# [Source data]
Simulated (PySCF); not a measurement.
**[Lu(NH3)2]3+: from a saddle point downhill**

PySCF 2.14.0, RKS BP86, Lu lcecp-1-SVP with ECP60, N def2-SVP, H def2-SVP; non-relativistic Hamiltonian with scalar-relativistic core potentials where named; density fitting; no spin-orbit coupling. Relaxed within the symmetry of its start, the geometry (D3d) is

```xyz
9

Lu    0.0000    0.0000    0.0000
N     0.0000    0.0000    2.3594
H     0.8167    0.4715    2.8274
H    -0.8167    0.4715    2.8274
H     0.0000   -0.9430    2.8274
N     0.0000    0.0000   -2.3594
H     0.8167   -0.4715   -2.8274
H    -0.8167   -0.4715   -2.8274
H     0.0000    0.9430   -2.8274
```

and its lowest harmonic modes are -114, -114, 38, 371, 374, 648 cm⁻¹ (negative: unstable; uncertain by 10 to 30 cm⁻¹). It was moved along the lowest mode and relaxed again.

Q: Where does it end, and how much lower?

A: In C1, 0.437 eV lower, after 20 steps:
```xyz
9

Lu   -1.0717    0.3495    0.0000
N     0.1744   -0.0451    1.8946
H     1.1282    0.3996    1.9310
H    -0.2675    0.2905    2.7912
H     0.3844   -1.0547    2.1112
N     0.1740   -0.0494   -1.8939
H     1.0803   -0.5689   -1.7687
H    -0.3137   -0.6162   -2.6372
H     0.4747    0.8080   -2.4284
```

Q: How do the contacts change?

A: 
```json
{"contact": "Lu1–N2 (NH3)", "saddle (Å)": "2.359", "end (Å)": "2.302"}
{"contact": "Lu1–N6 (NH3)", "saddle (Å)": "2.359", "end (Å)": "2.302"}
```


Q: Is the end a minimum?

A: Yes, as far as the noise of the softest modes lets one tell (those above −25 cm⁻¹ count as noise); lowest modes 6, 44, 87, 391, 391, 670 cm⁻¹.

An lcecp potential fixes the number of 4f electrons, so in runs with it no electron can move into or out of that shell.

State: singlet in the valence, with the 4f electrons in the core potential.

# [Brief]
Please reproduce exactly the lines in the listing above from the one containing "Q: How do the contacts change?" through the one containing "An lcecp potential", both included, and nothing more.

# [Task result]
Q: How do the contacts change?

A: 
```json
{"contact": "Lu1–N2 (NH3)", "saddle (Å)": "2.359", "end (Å)": "2.302"}
{"contact": "Lu1–N6 (NH3)", "saddle (Å)": "2.359", "end (Å)": "2.302"}
```


Q: Is the end a minimum?

A: Yes, as far as the noise of the softest modes lets one tell (those above −25 cm⁻¹ count as noise); lowest modes 6, 44, 87, 391, 391, 670 cm⁻¹.

An lcecp potential fixes the number of 4f electrons, so in runs with it no electron can move into or out of that shell.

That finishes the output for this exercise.